◆ **Work order**: Word for word, transcribe the data below from the line with "So far. Step" to the line with "IBRION = 6 with", keeping both of those lines.

-- -- --

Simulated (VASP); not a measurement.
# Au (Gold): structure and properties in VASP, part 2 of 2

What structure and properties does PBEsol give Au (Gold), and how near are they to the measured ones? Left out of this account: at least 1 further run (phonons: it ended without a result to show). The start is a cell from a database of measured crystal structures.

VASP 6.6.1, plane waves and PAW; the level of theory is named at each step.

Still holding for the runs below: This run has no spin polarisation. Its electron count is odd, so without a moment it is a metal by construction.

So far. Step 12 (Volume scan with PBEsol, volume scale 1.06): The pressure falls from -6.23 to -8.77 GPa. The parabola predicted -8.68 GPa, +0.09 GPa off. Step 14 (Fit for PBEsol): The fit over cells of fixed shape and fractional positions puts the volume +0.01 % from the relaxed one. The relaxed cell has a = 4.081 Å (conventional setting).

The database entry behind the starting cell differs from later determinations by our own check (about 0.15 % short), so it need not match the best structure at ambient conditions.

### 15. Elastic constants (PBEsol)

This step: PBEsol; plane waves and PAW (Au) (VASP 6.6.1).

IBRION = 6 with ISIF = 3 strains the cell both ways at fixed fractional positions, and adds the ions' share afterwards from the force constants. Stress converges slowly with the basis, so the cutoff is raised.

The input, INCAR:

-- -- --

◆ **Task output**:
So far. Step 12 (Volume scan with PBEsol, volume scale 1.06): The pressure falls from -6.23 to -8.77 GPa. The parabola predicted -8.68 GPa, +0.09 GPa off. Step 14 (Fit for PBEsol): The fit over cells of fixed shape and fractional positions puts the volume +0.01 % from the relaxed one. The relaxed cell has a = 4.081 Å (conventional setting).

The database entry behind the starting cell differs from later determinations by our own check (about 0.15 % short), so it need not match the best structure at ambient conditions.

### 15. Elastic constants (PBEsol)

This step: PBEsol; plane waves and PAW (Au) (VASP 6.6.1).

IBRION = 6 with ISIF = 3 strains the cell both ways at fixed fractional positions, and adds the ions' share afterwards from the force constants. Stress converges slowly with the basis, so the cutoff is raised.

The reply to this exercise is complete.